» **Work request**: The entries must be retyped exactly, down to the last line.

» **Data listing**:
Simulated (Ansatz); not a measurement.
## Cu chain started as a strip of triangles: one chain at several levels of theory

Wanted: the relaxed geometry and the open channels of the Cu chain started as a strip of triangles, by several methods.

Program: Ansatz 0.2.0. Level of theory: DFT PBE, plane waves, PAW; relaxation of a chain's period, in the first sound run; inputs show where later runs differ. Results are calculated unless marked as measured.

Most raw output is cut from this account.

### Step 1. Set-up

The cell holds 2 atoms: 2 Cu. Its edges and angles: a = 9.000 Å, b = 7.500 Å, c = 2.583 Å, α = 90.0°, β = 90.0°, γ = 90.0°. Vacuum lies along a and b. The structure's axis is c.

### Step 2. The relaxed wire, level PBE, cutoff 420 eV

» **Task answer**:
Simulated (Ansatz); not a measurement.
## Cu chain started as a strip of triangles: one chain at several levels of theory

Wanted: the relaxed geometry and the open channels of the Cu chain started as a strip of triangles, by several methods.

Program: Ansatz 0.2.0. Level of theory: DFT PBE, plane waves, PAW; relaxation of a chain's period, in the first sound run; inputs show where later runs differ. Results are calculated unless marked as measured.

Most raw output is cut from this account.

### Step 1. Set-up

The cell holds 2 atoms: 2 Cu. Its edges and angles: a = 9.000 Å, b = 7.500 Å, c = 2.583 Å, α = 90.0°, β = 90.0°, γ = 90.0°. Vacuum lies along a and b. The structure's axis is c.

### Step 2. The relaxed wire, level PBE, cutoff 420 eV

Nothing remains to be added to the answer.